**Required action**.
All of the entries are to be restated word for word.

Information START

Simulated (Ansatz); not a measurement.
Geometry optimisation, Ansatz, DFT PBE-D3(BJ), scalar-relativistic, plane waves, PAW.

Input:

Information END

**Exercise solution**.
Simulated (Ansatz); not a measurement.
Geometry optimisation, Ansatz, DFT PBE-D3(BJ), scalar-relativistic, plane waves, PAW.

Input:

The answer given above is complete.